#### Task item:
Reproduce each line of the listing exactly.

#### Dataset records:
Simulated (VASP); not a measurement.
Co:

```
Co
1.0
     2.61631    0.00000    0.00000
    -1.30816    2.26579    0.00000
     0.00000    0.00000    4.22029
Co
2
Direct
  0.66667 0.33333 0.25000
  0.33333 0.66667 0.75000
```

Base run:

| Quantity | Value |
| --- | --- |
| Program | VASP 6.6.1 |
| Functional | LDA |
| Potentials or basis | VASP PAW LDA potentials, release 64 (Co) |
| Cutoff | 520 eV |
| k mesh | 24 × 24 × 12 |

#### Worked solution:
Simulated (VASP); not a measurement.
Co:

```
Co
1.0
     2.61631    0.00000    0.00000
    -1.30816    2.26579    0.00000
     0.00000    0.00000    4.22029
Co
2
Direct
  0.66667 0.33333 0.25000
  0.33333 0.66667 0.75000
```

Base run:

| Quantity | Value |
| --- | --- |
| Program | VASP 6.6.1 |
| Functional | LDA |
| Potentials or basis | VASP PAW LDA potentials, release 64 (Co) |
| Cutoff | 520 eV |
| k mesh | 24 × 24 × 12 |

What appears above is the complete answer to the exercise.